== Activity ==
Restate the data that follows exactly as it stands, beginning with the first line and ending with the line that contains "A k mesh can".

== Data supplied ==
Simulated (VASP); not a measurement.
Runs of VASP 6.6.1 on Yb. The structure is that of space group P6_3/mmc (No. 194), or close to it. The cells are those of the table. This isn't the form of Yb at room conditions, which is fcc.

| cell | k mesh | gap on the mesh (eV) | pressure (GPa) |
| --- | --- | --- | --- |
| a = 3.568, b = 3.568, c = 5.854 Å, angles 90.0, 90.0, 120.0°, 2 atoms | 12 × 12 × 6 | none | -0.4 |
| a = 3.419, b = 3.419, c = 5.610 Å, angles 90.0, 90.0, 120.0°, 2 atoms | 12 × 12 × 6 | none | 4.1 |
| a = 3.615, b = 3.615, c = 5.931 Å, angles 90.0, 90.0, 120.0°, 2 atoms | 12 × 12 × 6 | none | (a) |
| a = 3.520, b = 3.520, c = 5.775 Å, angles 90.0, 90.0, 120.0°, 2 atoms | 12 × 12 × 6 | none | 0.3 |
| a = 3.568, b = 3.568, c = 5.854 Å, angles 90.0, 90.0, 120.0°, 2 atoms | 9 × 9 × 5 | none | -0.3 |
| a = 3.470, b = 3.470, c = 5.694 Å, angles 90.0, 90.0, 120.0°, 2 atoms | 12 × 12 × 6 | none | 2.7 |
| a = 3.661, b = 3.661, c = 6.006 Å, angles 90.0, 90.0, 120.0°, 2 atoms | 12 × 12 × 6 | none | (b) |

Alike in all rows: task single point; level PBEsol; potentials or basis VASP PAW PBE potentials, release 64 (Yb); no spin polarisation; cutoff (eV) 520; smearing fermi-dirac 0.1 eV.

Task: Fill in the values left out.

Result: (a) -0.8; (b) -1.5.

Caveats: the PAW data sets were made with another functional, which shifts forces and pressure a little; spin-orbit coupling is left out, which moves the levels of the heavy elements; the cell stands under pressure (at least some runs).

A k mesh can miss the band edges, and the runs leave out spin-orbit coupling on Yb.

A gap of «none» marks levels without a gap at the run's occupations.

== Exercise response ==
Simulated (VASP); not a measurement.
Runs of VASP 6.6.1 on Yb. The structure is that of space group P6_3/mmc (No. 194), or close to it. The cells are those of the table. This isn't the form of Yb at room conditions, which is fcc.

| cell | k mesh | gap on the mesh (eV) | pressure (GPa) |
| --- | --- | --- | --- |
| a = 3.568, b = 3.568, c = 5.854 Å, angles 90.0, 90.0, 120.0°, 2 atoms | 12 × 12 × 6 | none | -0.4 |
| a = 3.419, b = 3.419, c = 5.610 Å, angles 90.0, 90.0, 120.0°, 2 atoms | 12 × 12 × 6 | none | 4.1 |
| a = 3.615, b = 3.615, c = 5.931 Å, angles 90.0, 90.0, 120.0°, 2 atoms | 12 × 12 × 6 | none | (a) |
| a = 3.520, b = 3.520, c = 5.775 Å, angles 90.0, 90.0, 120.0°, 2 atoms | 12 × 12 × 6 | none | 0.3 |
| a = 3.568, b = 3.568, c = 5.854 Å, angles 90.0, 90.0, 120.0°, 2 atoms | 9 × 9 × 5 | none | -0.3 |
| a = 3.470, b = 3.470, c = 5.694 Å, angles 90.0, 90.0, 120.0°, 2 atoms | 12 × 12 × 6 | none | 2.7 |
| a = 3.661, b = 3.661, c = 6.006 Å, angles 90.0, 90.0, 120.0°, 2 atoms | 12 × 12 × 6 | none | (b) |

Alike in all rows: task single point; level PBEsol; potentials or basis VASP PAW PBE potentials, release 64 (Yb); no spin polarisation; cutoff (eV) 520; smearing fermi-dirac 0.1 eV.

Task: Fill in the values left out.

Result: (a) -0.8; (b) -1.5.

Caveats: the PAW data sets were made with another functional, which shifts forces and pressure a little; spin-orbit coupling is left out, which moves the levels of the heavy elements; the cell stands under pressure (at least some runs).

A k mesh can miss the band edges, and the runs leave out spin-orbit coupling on Yb.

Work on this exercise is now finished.